- [Activity]:
For the material below, output exactly the span from the line with "2‐bromophenol, C6H5BrO, numbered" to the line with "(1) How much", including both, and nothing besides.

- [Material shown]:
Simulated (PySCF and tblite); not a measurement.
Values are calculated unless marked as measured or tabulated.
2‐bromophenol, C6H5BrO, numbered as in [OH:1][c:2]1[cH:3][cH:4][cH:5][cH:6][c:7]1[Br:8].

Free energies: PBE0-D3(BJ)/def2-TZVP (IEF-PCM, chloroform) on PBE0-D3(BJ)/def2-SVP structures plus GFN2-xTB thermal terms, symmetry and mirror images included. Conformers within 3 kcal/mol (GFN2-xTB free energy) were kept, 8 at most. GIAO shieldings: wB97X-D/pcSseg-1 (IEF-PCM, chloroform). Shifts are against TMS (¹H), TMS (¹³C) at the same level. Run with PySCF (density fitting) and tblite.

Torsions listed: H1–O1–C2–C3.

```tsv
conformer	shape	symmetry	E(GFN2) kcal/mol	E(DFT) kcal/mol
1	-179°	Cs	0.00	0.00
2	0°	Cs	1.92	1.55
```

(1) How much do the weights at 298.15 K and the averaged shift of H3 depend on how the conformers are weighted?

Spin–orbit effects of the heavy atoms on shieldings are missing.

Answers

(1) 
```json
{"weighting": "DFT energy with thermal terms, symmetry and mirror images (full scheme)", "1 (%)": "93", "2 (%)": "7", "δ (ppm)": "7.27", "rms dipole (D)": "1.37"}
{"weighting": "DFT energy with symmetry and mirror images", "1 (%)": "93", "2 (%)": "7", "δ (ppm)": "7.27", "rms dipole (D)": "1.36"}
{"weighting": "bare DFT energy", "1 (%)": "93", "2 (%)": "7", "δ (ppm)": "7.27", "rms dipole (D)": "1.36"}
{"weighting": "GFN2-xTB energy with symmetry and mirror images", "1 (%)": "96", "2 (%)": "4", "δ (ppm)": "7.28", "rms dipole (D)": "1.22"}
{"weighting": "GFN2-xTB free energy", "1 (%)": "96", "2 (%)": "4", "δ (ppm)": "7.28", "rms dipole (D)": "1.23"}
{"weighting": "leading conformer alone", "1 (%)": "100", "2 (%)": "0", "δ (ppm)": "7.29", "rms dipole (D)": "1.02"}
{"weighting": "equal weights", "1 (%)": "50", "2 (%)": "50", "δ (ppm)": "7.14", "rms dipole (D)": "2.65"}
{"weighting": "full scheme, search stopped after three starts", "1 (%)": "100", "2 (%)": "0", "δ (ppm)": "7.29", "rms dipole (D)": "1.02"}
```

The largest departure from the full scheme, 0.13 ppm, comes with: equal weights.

- [Task solution]:
2‐bromophenol, C6H5BrO, numbered as in [OH:1][c:2]1[cH:3][cH:4][cH:5][cH:6][c:7]1[Br:8].

Free energies: PBE0-D3(BJ)/def2-TZVP (IEF-PCM, chloroform) on PBE0-D3(BJ)/def2-SVP structures plus GFN2-xTB thermal terms, symmetry and mirror images included. Conformers within 3 kcal/mol (GFN2-xTB free energy) were kept, 8 at most. GIAO shieldings: wB97X-D/pcSseg-1 (IEF-PCM, chloroform). Shifts are against TMS (¹H), TMS (¹³C) at the same level. Run with PySCF (density fitting) and tblite.

Torsions listed: H1–O1–C2–C3.

```tsv
conformer	shape	symmetry	E(GFN2) kcal/mol	E(DFT) kcal/mol
1	-179°	Cs	0.00	0.00
2	0°	Cs	1.92	1.55
```

(1) How much do the weights at 298.15 K and the averaged shift of H3 depend on how the conformers are weighted?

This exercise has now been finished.